Activity —
Write down each entry again, exactly as it reads.

================
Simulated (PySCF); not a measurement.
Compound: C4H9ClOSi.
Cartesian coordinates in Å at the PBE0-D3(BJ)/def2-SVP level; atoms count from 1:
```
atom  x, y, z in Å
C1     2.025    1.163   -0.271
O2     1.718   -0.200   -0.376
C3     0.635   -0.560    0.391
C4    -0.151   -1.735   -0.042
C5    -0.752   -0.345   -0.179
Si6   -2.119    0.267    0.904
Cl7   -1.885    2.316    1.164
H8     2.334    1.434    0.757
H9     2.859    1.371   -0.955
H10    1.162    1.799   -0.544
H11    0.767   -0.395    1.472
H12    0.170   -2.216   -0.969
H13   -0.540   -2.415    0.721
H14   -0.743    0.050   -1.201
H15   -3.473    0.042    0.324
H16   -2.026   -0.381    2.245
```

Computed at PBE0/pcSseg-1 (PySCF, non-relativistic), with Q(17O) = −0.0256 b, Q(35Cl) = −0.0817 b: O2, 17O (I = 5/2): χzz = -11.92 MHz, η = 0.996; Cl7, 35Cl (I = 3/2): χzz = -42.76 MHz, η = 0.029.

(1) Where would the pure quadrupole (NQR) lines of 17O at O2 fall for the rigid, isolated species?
================

Answer space —
Simulated (PySCF); not a measurement.
Compound: C4H9ClOSi.
Cartesian coordinates in Å at the PBE0-D3(BJ)/def2-SVP level; atoms count from 1:
```
atom  x, y, z in Å
C1     2.025    1.163   -0.271
O2     1.718   -0.200   -0.376
C3     0.635   -0.560    0.391
C4    -0.151   -1.735   -0.042
C5    -0.752   -0.345   -0.179
Si6   -2.119    0.267    0.904
Cl7   -1.885    2.316    1.164
H8     2.334    1.434    0.757
H9     2.859    1.371   -0.955
H10    1.162    1.799   -0.544
H11    0.767   -0.395    1.472
H12    0.170   -2.216   -0.969
H13   -0.540   -2.415    0.721
H14   -0.743    0.050   -1.201
H15   -3.473    0.042    0.324
H16   -2.026   -0.381    2.245
```

Computed at PBE0/pcSseg-1 (PySCF, non-relativistic), with Q(17O) = −0.0256 b, Q(35Cl) = −0.0817 b: O2, 17O (I = 5/2): χzz = -11.92 MHz, η = 0.996; Cl7, 35Cl (I = 3/2): χzz = -42.76 MHz, η = 0.029.

(1) Where would the pure quadrupole (NQR) lines of 17O at O2 fall for the rigid, isolated species?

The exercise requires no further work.